___ Supplied information ___

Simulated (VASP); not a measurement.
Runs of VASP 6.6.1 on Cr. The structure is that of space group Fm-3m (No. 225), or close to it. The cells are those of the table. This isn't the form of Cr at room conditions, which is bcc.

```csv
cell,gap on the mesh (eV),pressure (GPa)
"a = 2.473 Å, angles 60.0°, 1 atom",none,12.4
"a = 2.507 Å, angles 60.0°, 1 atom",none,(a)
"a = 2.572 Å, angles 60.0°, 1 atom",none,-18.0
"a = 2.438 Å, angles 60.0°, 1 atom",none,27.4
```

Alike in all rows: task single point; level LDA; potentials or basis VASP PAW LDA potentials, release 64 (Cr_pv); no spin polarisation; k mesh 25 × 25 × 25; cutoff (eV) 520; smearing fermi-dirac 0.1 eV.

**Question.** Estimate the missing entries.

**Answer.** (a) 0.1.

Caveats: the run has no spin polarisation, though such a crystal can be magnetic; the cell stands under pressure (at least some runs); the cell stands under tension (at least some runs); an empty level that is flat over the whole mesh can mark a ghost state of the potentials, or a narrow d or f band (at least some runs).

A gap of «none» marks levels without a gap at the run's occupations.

___

Assigned task: Taking the records above, retype every line from the one with "Runs of VASP" down to the one with "Caveats: the run", exactly and with nothing else.

Problem solution:
Runs of VASP 6.6.1 on Cr. The structure is that of space group Fm-3m (No. 225), or close to it. The cells are those of the table. This isn't the form of Cr at room conditions, which is bcc.

```csv
cell,gap on the mesh (eV),pressure (GPa)
"a = 2.473 Å, angles 60.0°, 1 atom",none,12.4
"a = 2.507 Å, angles 60.0°, 1 atom",none,(a)
"a = 2.572 Å, angles 60.0°, 1 atom",none,-18.0
"a = 2.438 Å, angles 60.0°, 1 atom",none,27.4
```

Alike in all rows: task single point; level LDA; potentials or basis VASP PAW LDA potentials, release 64 (Cr_pv); no spin polarisation; k mesh 25 × 25 × 25; cutoff (eV) 520; smearing fermi-dirac 0.1 eV.

**Question.** Estimate the missing entries.

**Answer.** (a) 0.1.

Caveats: the run has no spin polarisation, though such a crystal can be magnetic; the cell stands under pressure (at least some runs); the cell stands under tension (at least some runs); an empty level that is flat over the whole mesh can mark a ghost state of the potentials, or a narrow d or f band (at least some runs).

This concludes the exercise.